• Work task
In your answer, reproduce exactly the lines from the beginning of the listing below through the one containing "[PySCF: geometry: GFN2-xTB;", and only those lines.

• Listed entries
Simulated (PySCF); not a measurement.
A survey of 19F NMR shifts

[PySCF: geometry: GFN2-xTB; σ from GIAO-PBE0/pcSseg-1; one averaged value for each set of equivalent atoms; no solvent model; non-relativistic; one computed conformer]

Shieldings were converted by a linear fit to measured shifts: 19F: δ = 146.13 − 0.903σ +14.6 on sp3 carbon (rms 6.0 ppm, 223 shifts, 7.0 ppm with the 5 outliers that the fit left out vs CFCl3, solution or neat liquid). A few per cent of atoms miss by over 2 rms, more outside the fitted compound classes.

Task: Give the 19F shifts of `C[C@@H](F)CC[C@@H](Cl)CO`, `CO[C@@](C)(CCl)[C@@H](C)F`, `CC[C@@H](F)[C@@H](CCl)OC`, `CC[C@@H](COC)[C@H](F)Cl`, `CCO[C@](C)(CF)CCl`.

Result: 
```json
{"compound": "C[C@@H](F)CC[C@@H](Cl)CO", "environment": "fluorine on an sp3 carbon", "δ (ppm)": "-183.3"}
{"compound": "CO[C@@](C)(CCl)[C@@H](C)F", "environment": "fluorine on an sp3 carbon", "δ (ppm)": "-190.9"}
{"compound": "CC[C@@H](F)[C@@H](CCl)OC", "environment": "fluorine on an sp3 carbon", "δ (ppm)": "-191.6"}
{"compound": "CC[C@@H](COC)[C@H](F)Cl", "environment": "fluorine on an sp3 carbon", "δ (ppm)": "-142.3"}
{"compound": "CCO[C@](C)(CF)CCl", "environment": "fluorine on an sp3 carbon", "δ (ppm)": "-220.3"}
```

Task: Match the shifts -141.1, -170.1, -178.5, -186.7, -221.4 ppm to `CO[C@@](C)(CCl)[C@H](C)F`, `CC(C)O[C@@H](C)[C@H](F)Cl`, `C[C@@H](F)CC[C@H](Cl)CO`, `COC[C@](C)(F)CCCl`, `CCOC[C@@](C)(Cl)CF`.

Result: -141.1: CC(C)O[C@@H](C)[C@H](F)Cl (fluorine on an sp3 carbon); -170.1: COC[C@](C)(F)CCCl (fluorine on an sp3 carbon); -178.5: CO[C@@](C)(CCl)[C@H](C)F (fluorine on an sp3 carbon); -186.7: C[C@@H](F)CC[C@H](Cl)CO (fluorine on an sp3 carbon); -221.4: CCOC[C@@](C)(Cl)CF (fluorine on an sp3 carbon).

• Task result
Simulated (PySCF); not a measurement.
A survey of 19F NMR shifts

[PySCF: geometry: GFN2-xTB; σ from GIAO-PBE0/pcSseg-1; one averaged value for each set of equivalent atoms; no solvent model; non-relativistic; one computed conformer]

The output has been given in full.